### DATA SHOWN
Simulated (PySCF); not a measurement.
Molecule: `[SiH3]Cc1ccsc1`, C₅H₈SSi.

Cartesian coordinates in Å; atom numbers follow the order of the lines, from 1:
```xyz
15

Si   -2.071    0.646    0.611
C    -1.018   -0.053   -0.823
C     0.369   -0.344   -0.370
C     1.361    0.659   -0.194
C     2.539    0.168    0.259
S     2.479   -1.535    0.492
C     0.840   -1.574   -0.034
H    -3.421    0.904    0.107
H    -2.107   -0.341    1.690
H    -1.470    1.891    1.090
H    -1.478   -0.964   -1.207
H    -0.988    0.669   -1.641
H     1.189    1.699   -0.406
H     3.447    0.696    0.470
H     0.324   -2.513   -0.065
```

### WORK REQUEST
Give the data again, exactly as it appears above.

### YOUR RESPONSE
Simulated (PySCF); not a measurement.
Molecule: `[SiH3]Cc1ccsc1`, C₅H₈SSi.

Cartesian coordinates in Å; atom numbers follow the order of the lines, from 1:
```xyz
15

Si   -2.071    0.646    0.611
C    -1.018   -0.053   -0.823
C     0.369   -0.344   -0.370
C     1.361    0.659   -0.194
C     2.539    0.168    0.259
S     2.479   -1.535    0.492
C     0.840   -1.574   -0.034
H    -3.421    0.904    0.107
H    -2.107   -0.341    1.690
H    -1.470    1.891    1.090
H    -1.478   -0.964   -1.207
H    -0.988    0.669   -1.641
H     1.189    1.699   -0.406
H     3.447    0.696    0.470
H     0.324   -2.513   -0.065
```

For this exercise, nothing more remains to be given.